[Task item]:
Below are the entries. Transcribe exactly the lines from the one with "Ansatz relaxed the" through the one with "LDA's correlation is", ends included, and leave out all others.

(Information supplied)

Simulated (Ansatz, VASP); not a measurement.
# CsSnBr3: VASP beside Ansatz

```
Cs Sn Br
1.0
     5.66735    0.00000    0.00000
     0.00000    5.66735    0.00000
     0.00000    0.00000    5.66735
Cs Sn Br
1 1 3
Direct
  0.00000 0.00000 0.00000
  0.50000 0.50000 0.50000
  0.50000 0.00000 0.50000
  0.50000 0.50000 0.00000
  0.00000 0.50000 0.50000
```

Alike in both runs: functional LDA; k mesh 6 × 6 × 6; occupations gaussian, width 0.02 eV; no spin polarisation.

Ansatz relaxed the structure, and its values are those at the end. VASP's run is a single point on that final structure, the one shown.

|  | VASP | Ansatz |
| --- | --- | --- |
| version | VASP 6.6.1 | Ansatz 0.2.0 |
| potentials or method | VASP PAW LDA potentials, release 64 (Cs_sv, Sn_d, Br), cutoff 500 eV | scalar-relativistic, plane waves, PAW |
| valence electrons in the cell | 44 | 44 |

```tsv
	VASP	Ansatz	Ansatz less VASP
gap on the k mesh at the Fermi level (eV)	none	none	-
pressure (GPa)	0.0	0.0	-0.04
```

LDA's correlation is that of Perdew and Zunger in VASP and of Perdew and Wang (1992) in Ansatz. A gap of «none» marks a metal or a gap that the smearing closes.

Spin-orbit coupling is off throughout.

(End Information supplied)

[Exercise output]:
Ansatz relaxed the structure, and its values are those at the end. VASP's run is a single point on that final structure, the one shown.

|  | VASP | Ansatz |
| --- | --- | --- |
| version | VASP 6.6.1 | Ansatz 0.2.0 |
| potentials or method | VASP PAW LDA potentials, release 64 (Cs_sv, Sn_d, Br), cutoff 500 eV | scalar-relativistic, plane waves, PAW |
| valence electrons in the cell | 44 | 44 |

```tsv
	VASP	Ansatz	Ansatz less VASP
gap on the k mesh at the Fermi level (eV)	none	none	-
pressure (GPa)	0.0	0.0	-0.04
```

LDA's correlation is that of Perdew and Zunger in VASP and of Perdew and Wang (1992) in Ansatz. A gap of «none» marks a metal or a gap that the smearing closes.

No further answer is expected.